[Excerpted records]

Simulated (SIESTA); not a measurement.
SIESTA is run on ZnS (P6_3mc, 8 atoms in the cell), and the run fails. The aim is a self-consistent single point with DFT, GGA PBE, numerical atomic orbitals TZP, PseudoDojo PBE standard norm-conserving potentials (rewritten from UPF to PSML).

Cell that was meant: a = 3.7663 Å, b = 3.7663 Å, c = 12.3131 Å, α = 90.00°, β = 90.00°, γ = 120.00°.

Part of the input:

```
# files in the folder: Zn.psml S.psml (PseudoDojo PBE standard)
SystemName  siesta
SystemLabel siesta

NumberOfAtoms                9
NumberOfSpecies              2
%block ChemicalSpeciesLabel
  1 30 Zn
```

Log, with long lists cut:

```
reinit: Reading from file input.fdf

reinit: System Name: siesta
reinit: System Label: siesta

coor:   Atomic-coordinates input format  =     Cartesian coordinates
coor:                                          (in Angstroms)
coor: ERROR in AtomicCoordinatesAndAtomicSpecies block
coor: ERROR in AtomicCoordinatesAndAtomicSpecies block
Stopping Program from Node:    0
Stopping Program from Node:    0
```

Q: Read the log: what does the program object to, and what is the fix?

[/Excerpted records]

Quote the data above verbatim from its first line to the line that includes "SIESTA is run", with both boundary lines retained.

→ **Exercise solution**:
Simulated (SIESTA); not a measurement.
SIESTA is run on ZnS (P6_3mc, 8 atoms in the cell), and the run fails. The aim is a self-consistent single point with DFT, GGA PBE, numerical atomic orbitals TZP, PseudoDojo PBE standard norm-conserving potentials (rewritten from UPF to PSML).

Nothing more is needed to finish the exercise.